The data below is to be repeated in full, exactly as given.

The data –
▽
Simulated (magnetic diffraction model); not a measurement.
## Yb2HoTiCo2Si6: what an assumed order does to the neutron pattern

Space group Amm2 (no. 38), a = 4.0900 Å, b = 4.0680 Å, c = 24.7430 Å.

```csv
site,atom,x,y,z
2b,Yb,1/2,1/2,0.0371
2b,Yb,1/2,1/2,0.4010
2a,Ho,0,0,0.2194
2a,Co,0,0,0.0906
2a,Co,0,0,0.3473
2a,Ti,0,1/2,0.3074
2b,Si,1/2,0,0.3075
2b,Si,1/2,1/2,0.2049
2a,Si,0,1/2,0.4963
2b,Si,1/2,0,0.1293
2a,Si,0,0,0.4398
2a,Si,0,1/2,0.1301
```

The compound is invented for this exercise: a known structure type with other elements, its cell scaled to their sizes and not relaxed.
△

Task answer –
Simulated (magnetic diffraction model); not a measurement.
## Yb2HoTiCo2Si6: what an assumed order does to the neutron pattern

Space group Amm2 (no. 38), a = 4.0900 Å, b = 4.0680 Å, c = 24.7430 Å.

```csv
site,atom,x,y,z
2b,Yb,1/2,1/2,0.0371
2b,Yb,1/2,1/2,0.4010
2a,Ho,0,0,0.2194
2a,Co,0,0,0.0906
2a,Co,0,0,0.3473
2a,Ti,0,1/2,0.3074
2b,Si,1/2,0,0.3075
2b,Si,1/2,1/2,0.2049
2a,Si,0,1/2,0.4963
2b,Si,1/2,0,0.1293
2a,Si,0,0,0.4398
2a,Si,0,1/2,0.1301
```

The compound is invented for this exercise: a known structure type with other elements, its cell scaled to their sizes and not relaxed.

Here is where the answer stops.